Content starts
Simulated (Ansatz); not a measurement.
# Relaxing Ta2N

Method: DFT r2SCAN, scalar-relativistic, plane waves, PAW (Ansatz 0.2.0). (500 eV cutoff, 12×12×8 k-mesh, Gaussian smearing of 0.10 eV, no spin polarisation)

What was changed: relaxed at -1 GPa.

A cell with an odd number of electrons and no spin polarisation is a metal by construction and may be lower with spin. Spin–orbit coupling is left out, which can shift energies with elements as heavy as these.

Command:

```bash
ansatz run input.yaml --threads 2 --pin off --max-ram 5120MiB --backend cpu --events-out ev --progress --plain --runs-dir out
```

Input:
Content ends

## [Task item]
Reproduce the entries so that each line reads exactly as it did before.

## [Result]
Simulated (Ansatz); not a measurement.
# Relaxing Ta2N

Method: DFT r2SCAN, scalar-relativistic, plane waves, PAW (Ansatz 0.2.0). (500 eV cutoff, 12×12×8 k-mesh, Gaussian smearing of 0.10 eV, no spin polarisation)

What was changed: relaxed at -1 GPa.

A cell with an odd number of electrons and no spin polarisation is a metal by construction and may be lower with spin. Spin–orbit coupling is left out, which can shift energies with elements as heavy as these.

Command:

```bash
ansatz run input.yaml --threads 2 --pin off --max-ram 5120MiB --backend cpu --events-out ev --progress --plain --runs-dir out
```

Input:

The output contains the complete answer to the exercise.